ASSIGNED TASK >>
Transcribe exactly the lines that fall between the one holding "Periodic cell of" and the one holding "Doubt: the cutoff", inclusive, from the entries below.

STORED DATA >>
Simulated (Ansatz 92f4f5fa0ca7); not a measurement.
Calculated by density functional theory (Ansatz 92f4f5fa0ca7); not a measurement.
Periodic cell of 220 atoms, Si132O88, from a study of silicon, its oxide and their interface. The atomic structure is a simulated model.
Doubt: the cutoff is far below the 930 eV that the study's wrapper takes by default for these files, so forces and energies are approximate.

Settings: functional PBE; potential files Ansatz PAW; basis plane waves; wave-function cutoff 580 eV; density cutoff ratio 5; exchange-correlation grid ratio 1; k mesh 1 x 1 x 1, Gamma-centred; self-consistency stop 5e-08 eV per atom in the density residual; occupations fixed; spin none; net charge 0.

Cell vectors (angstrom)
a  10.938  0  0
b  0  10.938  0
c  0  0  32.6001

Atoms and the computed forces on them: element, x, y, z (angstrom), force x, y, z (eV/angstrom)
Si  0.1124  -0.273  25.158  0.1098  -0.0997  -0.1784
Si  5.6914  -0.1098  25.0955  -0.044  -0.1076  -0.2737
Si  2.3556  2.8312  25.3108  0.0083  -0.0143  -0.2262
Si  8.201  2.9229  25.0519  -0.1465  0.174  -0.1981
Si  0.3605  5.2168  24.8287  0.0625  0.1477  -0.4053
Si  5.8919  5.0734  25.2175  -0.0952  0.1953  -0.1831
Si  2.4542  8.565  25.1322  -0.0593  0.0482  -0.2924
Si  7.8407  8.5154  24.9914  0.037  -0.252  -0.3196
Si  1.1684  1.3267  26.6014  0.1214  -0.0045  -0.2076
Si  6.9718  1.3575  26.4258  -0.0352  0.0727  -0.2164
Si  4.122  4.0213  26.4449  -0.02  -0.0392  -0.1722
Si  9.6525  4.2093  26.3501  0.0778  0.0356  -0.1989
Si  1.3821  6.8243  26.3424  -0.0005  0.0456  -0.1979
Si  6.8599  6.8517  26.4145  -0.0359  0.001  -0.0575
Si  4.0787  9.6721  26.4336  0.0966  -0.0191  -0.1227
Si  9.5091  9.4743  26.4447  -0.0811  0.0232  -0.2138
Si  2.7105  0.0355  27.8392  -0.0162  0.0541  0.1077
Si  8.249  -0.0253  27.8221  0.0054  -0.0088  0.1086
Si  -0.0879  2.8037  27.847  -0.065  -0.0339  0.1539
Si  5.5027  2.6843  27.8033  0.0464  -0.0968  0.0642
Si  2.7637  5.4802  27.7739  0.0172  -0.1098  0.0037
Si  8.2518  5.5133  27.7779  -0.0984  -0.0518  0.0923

ANSWER AREA >>
Periodic cell of 220 atoms, Si132O88, from a study of silicon, its oxide and their interface. The atomic structure is a simulated model.
Doubt: the cutoff is far below the 930 eV that the study's wrapper takes by default for these files, so forces and energies are approximate.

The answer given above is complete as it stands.